SUPPLIED MATERIAL
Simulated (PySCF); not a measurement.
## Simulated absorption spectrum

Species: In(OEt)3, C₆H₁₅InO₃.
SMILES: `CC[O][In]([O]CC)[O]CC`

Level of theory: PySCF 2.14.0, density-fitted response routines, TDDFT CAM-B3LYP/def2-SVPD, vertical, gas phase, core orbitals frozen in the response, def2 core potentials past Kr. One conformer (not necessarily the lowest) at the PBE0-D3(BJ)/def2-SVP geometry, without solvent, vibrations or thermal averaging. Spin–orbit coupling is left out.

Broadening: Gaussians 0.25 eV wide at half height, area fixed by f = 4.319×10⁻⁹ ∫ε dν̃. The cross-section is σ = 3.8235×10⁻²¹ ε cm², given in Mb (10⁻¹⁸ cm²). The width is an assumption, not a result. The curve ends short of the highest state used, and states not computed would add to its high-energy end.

ASSIGNMENT
Every line above should be duplicated exactly as it stands.

TASK OUTPUT
Simulated (PySCF); not a measurement.
## Simulated absorption spectrum

Species: In(OEt)3, C₆H₁₅InO₃.
SMILES: `CC[O][In]([O]CC)[O]CC`

Level of theory: PySCF 2.14.0, density-fitted response routines, TDDFT CAM-B3LYP/def2-SVPD, vertical, gas phase, core orbitals frozen in the response, def2 core potentials past Kr. One conformer (not necessarily the lowest) at the PBE0-D3(BJ)/def2-SVP geometry, without solvent, vibrations or thermal averaging. Spin–orbit coupling is left out.

Broadening: Gaussians 0.25 eV wide at half height, area fixed by f = 4.319×10⁻⁹ ∫ε dν̃. The cross-section is σ = 3.8235×10⁻²¹ ε cm², given in Mb (10⁻¹⁸ cm²). The width is an assumption, not a result. The curve ends short of the highest state used, and states not computed would add to its high-energy end.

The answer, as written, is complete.